### Action item
Nothing but the lines below between the line holding "A run of VASP" and the line holding "Potentials or basis: VASP", inclusive, should appear in the answer, each set down exactly.

### Data shown
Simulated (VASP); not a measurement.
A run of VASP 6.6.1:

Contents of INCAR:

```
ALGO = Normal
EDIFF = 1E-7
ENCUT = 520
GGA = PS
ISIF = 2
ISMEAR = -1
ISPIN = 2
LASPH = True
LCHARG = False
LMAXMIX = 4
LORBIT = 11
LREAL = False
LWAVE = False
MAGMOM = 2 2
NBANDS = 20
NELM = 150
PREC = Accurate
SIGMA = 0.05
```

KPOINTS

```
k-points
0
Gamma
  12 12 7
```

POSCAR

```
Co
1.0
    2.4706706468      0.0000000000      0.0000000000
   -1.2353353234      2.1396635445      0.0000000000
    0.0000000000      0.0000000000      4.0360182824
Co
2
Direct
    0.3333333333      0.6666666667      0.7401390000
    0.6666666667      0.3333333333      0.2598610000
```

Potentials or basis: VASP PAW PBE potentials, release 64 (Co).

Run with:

### Exercise output
A run of VASP 6.6.1:

Contents of INCAR:

```
ALGO = Normal
EDIFF = 1E-7
ENCUT = 520
GGA = PS
ISIF = 2
ISMEAR = -1
ISPIN = 2
LASPH = True
LCHARG = False
LMAXMIX = 4
LORBIT = 11
LREAL = False
LWAVE = False
MAGMOM = 2 2
NBANDS = 20
NELM = 150
PREC = Accurate
SIGMA = 0.05
```

KPOINTS

```
k-points
0
Gamma
  12 12 7
```

POSCAR

```
Co
1.0
    2.4706706468      0.0000000000      0.0000000000
   -1.2353353234      2.1396635445      0.0000000000
    0.0000000000      0.0000000000      4.0360182824
Co
2
Direct
    0.3333333333      0.6666666667      0.7401390000
    0.6666666667      0.3333333333      0.2598610000
```

Potentials or basis: VASP PAW PBE potentials, release 64 (Co).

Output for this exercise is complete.